[Start of Attachment]
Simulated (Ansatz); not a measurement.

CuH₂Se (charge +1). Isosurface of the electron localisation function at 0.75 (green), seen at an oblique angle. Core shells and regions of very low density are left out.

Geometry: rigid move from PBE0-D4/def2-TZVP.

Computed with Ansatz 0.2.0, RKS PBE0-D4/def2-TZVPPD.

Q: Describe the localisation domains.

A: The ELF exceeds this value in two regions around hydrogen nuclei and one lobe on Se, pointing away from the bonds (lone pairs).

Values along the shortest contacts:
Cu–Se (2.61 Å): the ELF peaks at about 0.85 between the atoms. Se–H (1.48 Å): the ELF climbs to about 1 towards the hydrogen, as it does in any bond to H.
[End of Attachment]

WORK ITEM:
Type the records out again. Match them exactly.

TASK SOLUTION:
Simulated (Ansatz); not a measurement.

CuH₂Se (charge +1). Isosurface of the electron localisation function at 0.75 (green), seen at an oblique angle. Core shells and regions of very low density are left out.

Geometry: rigid move from PBE0-D4/def2-TZVP.

Computed with Ansatz 0.2.0, RKS PBE0-D4/def2-TZVPPD.

Q: Describe the localisation domains.

A: The ELF exceeds this value in two regions around hydrogen nuclei and one lobe on Se, pointing away from the bonds (lone pairs).

Values along the shortest contacts:
Cu–Se (2.61 Å): the ELF peaks at about 0.85 between the atoms. Se–H (1.48 Å): the ELF climbs to about 1 towards the hydrogen, as it does in any bond to H.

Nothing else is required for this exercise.